- Opening Delimiter -

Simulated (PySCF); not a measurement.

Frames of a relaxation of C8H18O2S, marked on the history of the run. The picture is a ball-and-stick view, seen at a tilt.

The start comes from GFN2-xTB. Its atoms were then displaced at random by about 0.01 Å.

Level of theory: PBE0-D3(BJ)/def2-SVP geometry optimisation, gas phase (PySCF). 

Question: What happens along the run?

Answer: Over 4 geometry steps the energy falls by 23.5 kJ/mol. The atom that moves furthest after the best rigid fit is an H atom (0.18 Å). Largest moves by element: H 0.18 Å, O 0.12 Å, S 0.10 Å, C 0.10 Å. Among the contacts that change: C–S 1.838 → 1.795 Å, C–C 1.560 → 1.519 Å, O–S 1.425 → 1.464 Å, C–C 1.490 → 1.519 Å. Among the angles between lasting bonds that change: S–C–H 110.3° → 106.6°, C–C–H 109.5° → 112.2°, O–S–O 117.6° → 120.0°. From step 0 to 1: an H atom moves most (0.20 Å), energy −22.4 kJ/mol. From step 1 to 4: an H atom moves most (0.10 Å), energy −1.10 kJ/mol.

- Closing Delimiter -

## Work instruction
When you come to the line containing "Level of theory: PBE0-D3(BJ)/def2-SVP", give it and stop; before that, repeat each line of the material exactly from the first one.

## Written solution
Simulated (PySCF); not a measurement.

Frames of a relaxation of C8H18O2S, marked on the history of the run. The picture is a ball-and-stick view, seen at a tilt.

The start comes from GFN2-xTB. Its atoms were then displaced at random by about 0.01 Å.

Level of theory: PBE0-D3(BJ)/def2-SVP geometry optimisation, gas phase (PySCF). 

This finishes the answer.